___ DATASET ENTRIES ___

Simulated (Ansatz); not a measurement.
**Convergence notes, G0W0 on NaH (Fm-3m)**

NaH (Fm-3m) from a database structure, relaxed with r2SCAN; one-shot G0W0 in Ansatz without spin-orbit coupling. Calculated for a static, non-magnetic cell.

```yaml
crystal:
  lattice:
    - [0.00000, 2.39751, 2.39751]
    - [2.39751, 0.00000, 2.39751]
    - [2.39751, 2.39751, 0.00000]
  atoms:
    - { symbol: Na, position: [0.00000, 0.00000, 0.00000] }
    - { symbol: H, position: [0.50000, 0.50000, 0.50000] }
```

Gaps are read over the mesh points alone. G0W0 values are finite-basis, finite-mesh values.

___

§ TASK ITEM: Repeat the material in full. Change nothing.

§ EXERCISE RESULT:
Simulated (Ansatz); not a measurement.
**Convergence notes, G0W0 on NaH (Fm-3m)**

NaH (Fm-3m) from a database structure, relaxed with r2SCAN; one-shot G0W0 in Ansatz without spin-orbit coupling. Calculated for a static, non-magnetic cell.

```yaml
crystal:
  lattice:
    - [0.00000, 2.39751, 2.39751]
    - [2.39751, 0.00000, 2.39751]
    - [2.39751, 2.39751, 0.00000]
  atoms:
    - { symbol: Na, position: [0.00000, 0.00000, 0.00000] }
    - { symbol: H, position: [0.50000, 0.50000, 0.50000] }
```

Gaps are read over the mesh points alone. G0W0 values are finite-basis, finite-mesh values.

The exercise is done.